**WORK ORDER:** Will you quote precisely the lines that run from the top of the material below to the line containing "Answer: B (-7.82", both ends included?

**THE DATA:**
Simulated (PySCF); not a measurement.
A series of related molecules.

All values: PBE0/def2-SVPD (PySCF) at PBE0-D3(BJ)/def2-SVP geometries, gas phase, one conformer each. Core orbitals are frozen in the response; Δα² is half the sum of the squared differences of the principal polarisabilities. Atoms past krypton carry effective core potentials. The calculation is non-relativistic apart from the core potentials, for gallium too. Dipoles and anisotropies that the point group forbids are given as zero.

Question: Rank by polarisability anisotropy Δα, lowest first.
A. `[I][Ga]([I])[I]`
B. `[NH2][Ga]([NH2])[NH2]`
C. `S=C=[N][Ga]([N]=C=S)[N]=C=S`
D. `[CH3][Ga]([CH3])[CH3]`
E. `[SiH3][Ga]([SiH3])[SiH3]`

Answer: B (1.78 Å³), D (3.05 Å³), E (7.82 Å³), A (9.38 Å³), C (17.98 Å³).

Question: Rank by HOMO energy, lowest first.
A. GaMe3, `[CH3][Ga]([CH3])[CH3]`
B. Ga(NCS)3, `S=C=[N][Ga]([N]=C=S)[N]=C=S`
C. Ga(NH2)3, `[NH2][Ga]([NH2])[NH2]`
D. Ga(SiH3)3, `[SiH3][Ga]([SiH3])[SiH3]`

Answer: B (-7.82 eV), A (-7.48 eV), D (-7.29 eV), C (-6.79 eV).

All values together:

**WRITTEN ANSWER:**
Simulated (PySCF); not a measurement.
A series of related molecules.

All values: PBE0/def2-SVPD (PySCF) at PBE0-D3(BJ)/def2-SVP geometries, gas phase, one conformer each. Core orbitals are frozen in the response; Δα² is half the sum of the squared differences of the principal polarisabilities. Atoms past krypton carry effective core potentials. The calculation is non-relativistic apart from the core potentials, for gallium too. Dipoles and anisotropies that the point group forbids are given as zero.

Question: Rank by polarisability anisotropy Δα, lowest first.
A. `[I][Ga]([I])[I]`
B. `[NH2][Ga]([NH2])[NH2]`
C. `S=C=[N][Ga]([N]=C=S)[N]=C=S`
D. `[CH3][Ga]([CH3])[CH3]`
E. `[SiH3][Ga]([SiH3])[SiH3]`

Answer: B (1.78 Å³), D (3.05 Å³), E (7.82 Å³), A (9.38 Å³), C (17.98 Å³).

Question: Rank by HOMO energy, lowest first.
A. GaMe3, `[CH3][Ga]([CH3])[CH3]`
B. Ga(NCS)3, `S=C=[N][Ga]([N]=C=S)[N]=C=S`
C. Ga(NH2)3, `[NH2][Ga]([NH2])[NH2]`
D. Ga(SiH3)3, `[SiH3][Ga]([SiH3])[SiH3]`

Answer: B (-7.82 eV), A (-7.48 eV), D (-7.29 eV), C (-6.79 eV).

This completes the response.